(Data section)

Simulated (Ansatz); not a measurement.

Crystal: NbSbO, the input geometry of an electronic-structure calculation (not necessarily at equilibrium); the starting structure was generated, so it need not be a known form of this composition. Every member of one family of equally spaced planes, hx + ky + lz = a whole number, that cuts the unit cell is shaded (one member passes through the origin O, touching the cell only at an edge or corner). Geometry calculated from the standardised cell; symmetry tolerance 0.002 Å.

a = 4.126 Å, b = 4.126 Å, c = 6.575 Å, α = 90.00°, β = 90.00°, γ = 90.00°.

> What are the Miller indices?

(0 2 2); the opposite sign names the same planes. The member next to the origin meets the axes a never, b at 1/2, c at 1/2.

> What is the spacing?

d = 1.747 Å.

(End Data section)

Brief: Output the full listing above without altering a single word.

Task output:
Simulated (Ansatz); not a measurement.

Crystal: NbSbO, the input geometry of an electronic-structure calculation (not necessarily at equilibrium); the starting structure was generated, so it need not be a known form of this composition. Every member of one family of equally spaced planes, hx + ky + lz = a whole number, that cuts the unit cell is shaded (one member passes through the origin O, touching the cell only at an edge or corner). Geometry calculated from the standardised cell; symmetry tolerance 0.002 Å.

a = 4.126 Å, b = 4.126 Å, c = 6.575 Å, α = 90.00°, β = 90.00°, γ = 90.00°.

> What are the Miller indices?

(0 2 2); the opposite sign names the same planes. The member next to the origin meets the axes a never, b at 1/2, c at 1/2.

> What is the spacing?

d = 1.747 Å.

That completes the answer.